§ WORK INSTRUCTION: In the records below, begin at the line containing "# One calculation of Si, two programs" and end at the line containing "Change from the"; quote every line in that span exactly, including both boundary lines, and no others.

┏━━
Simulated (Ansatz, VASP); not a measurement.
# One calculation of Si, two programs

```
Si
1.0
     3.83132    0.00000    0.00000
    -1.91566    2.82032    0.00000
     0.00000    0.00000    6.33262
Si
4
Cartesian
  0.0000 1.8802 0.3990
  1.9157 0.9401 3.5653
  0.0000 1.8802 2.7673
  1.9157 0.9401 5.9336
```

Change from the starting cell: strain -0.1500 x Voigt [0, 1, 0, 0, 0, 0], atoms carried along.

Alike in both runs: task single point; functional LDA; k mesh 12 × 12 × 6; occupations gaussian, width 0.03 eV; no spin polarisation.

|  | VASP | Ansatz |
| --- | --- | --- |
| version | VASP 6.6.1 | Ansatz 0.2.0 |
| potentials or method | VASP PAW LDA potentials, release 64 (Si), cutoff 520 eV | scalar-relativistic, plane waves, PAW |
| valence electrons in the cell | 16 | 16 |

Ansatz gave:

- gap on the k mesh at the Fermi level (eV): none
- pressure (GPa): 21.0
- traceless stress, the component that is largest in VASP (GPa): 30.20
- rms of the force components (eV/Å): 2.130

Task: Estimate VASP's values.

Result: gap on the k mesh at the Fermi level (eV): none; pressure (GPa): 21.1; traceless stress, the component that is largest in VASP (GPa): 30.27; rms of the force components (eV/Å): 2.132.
┗━━

§ WORKED SOLUTION:
# One calculation of Si, two programs

```
Si
1.0
     3.83132    0.00000    0.00000
    -1.91566    2.82032    0.00000
     0.00000    0.00000    6.33262
Si
4
Cartesian
  0.0000 1.8802 0.3990
  1.9157 0.9401 3.5653
  0.0000 1.8802 2.7673
  1.9157 0.9401 5.9336
```

Change from the starting cell: strain -0.1500 x Voigt [0, 1, 0, 0, 0, 0], atoms carried along.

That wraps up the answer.